───── Recorded information ─────

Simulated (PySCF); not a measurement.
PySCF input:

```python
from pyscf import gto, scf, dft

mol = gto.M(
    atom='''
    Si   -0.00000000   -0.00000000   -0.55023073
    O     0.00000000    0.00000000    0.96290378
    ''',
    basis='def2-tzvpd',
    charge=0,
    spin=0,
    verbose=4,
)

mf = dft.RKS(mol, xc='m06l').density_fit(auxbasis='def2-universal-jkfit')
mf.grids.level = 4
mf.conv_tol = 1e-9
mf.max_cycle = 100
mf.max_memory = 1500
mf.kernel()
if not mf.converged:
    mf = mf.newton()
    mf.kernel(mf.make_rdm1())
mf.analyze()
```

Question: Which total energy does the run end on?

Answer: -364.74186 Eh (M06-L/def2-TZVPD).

─────

Task item
Please transcribe, exactly and with nothing added, the lines from the first line of the material above through the line that contains "Question: Which total".

Answer space
Simulated (PySCF); not a measurement.
PySCF input:

```python
from pyscf import gto, scf, dft

mol = gto.M(
    atom='''
    Si   -0.00000000   -0.00000000   -0.55023073
    O     0.00000000    0.00000000    0.96290378
    ''',
    basis='def2-tzvpd',
    charge=0,
    spin=0,
    verbose=4,
)

mf = dft.RKS(mol, xc='m06l').density_fit(auxbasis='def2-universal-jkfit')
mf.grids.level = 4
mf.conv_tol = 1e-9
mf.max_cycle = 100
mf.max_memory = 1500
mf.kernel()
if not mf.converged:
    mf = mf.newton()
    mf.kernel(mf.make_rdm1())
mf.analyze()
```

Question: Which total energy does the run end on?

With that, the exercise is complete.